Activity: Give back the whole listing exactly as it is written.

Given entries:
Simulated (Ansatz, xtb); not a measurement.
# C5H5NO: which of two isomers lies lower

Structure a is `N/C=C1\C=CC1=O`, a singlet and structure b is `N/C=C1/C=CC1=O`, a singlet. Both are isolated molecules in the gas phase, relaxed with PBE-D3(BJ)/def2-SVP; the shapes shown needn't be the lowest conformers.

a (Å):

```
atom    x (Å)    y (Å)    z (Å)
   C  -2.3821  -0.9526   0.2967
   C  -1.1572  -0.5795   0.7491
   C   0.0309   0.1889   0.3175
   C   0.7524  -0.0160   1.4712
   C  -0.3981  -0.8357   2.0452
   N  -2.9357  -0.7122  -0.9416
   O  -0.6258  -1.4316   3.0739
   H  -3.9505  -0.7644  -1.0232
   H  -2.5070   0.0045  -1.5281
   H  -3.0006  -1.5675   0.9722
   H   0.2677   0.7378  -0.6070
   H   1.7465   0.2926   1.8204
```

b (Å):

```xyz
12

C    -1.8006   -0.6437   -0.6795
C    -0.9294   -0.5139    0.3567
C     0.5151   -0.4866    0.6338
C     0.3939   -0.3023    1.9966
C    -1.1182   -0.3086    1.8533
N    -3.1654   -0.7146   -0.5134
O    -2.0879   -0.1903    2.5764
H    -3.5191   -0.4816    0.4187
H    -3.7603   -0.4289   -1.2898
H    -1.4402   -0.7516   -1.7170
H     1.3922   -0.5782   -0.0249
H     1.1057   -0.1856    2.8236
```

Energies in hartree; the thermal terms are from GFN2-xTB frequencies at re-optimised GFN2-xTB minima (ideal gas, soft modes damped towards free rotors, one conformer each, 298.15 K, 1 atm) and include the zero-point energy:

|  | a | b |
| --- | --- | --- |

Task result:
Simulated (Ansatz, xtb); not a measurement.
# C5H5NO: which of two isomers lies lower

Structure a is `N/C=C1\C=CC1=O`, a singlet and structure b is `N/C=C1/C=CC1=O`, a singlet. Both are isolated molecules in the gas phase, relaxed with PBE-D3(BJ)/def2-SVP; the shapes shown needn't be the lowest conformers.

a (Å):

```
atom    x (Å)    y (Å)    z (Å)
   C  -2.3821  -0.9526   0.2967
   C  -1.1572  -0.5795   0.7491
   C   0.0309   0.1889   0.3175
   C   0.7524  -0.0160   1.4712
   C  -0.3981  -0.8357   2.0452
   N  -2.9357  -0.7122  -0.9416
   O  -0.6258  -1.4316   3.0739
   H  -3.9505  -0.7644  -1.0232
   H  -2.5070   0.0045  -1.5281
   H  -3.0006  -1.5675   0.9722
   H   0.2677   0.7378  -0.6070
   H   1.7465   0.2926   1.8204
```

b (Å):

```xyz
12

C    -1.8006   -0.6437   -0.6795
C    -0.9294   -0.5139    0.3567
C     0.5151   -0.4866    0.6338
C     0.3939   -0.3023    1.9966
C    -1.1182   -0.3086    1.8533
N    -3.1654   -0.7146   -0.5134
O    -2.0879   -0.1903    2.5764
H    -3.5191   -0.4816    0.4187
H    -3.7603   -0.4289   -1.2898
H    -1.4402   -0.7516   -1.7170
H     1.3922   -0.5782   -0.0249
H     1.1057   -0.1856    2.8236
```

Energies in hartree; the thermal terms are from GFN2-xTB frequencies at re-optimised GFN2-xTB minima (ideal gas, soft modes damped towards free rotors, one conformer each, 298.15 K, 1 atm) and include the zero-point energy:

|  | a | b |
| --- | --- | --- |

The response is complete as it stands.